== Information

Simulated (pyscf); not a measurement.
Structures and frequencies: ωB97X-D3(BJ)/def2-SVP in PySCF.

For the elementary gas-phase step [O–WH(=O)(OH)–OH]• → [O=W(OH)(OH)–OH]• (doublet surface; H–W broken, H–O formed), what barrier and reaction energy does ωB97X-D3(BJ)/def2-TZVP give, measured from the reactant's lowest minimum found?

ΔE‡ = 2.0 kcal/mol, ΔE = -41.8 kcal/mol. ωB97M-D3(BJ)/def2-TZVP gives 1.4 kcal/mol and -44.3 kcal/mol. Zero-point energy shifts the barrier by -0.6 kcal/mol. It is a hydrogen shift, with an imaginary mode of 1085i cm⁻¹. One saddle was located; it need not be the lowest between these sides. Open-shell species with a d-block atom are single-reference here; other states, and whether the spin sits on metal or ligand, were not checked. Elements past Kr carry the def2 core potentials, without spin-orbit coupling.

====

Here the output must be the lines above from the line with "Structures and frequencies: ωB97X-D3(BJ)/def2-SVP" to the line with "For the elementary", both included, duplicated word for word and nothing else.

(Task output):
Structures and frequencies: ωB97X-D3(BJ)/def2-SVP in PySCF.

For the elementary gas-phase step [O–WH(=O)(OH)–OH]• → [O=W(OH)(OH)–OH]• (doublet surface; H–W broken, H–O formed), what barrier and reaction energy does ωB97X-D3(BJ)/def2-TZVP give, measured from the reactant's lowest minimum found?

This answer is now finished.